(Action item):
The lines from the start of the data through the line with "point 0.3 meV/atom." are to be returned verbatim; all later lines are to be omitted.

(Record extracts):
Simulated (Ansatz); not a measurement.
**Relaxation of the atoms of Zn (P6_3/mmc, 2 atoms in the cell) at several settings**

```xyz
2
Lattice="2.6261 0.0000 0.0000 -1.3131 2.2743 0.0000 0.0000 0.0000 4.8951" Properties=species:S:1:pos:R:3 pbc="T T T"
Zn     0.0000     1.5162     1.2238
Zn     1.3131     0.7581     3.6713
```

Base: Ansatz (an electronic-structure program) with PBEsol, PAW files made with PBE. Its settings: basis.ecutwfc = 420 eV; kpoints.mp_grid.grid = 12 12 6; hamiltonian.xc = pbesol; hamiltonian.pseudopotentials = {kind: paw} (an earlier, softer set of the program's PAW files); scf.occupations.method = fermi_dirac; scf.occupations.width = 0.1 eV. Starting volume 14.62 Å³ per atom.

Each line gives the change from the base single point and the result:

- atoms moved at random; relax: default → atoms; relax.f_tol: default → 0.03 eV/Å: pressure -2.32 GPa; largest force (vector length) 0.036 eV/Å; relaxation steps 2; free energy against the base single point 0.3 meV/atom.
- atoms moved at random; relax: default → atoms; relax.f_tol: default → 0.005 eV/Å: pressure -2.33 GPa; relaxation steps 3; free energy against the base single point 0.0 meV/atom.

(Written solution):
Simulated (Ansatz); not a measurement.
**Relaxation of the atoms of Zn (P6_3/mmc, 2 atoms in the cell) at several settings**

```xyz
2
Lattice="2.6261 0.0000 0.0000 -1.3131 2.2743 0.0000 0.0000 0.0000 4.8951" Properties=species:S:1:pos:R:3 pbc="T T T"
Zn     0.0000     1.5162     1.2238
Zn     1.3131     0.7581     3.6713
```

Base: Ansatz (an electronic-structure program) with PBEsol, PAW files made with PBE. Its settings: basis.ecutwfc = 420 eV; kpoints.mp_grid.grid = 12 12 6; hamiltonian.xc = pbesol; hamiltonian.pseudopotentials = {kind: paw} (an earlier, softer set of the program's PAW files); scf.occupations.method = fermi_dirac; scf.occupations.width = 0.1 eV. Starting volume 14.62 Å³ per atom.

Each line gives the change from the base single point and the result:

- atoms moved at random; relax: default → atoms; relax.f_tol: default → 0.03 eV/Å: pressure -2.32 GPa; largest force (vector length) 0.036 eV/Å; relaxation steps 2; free energy against the base single point 0.3 meV/atom.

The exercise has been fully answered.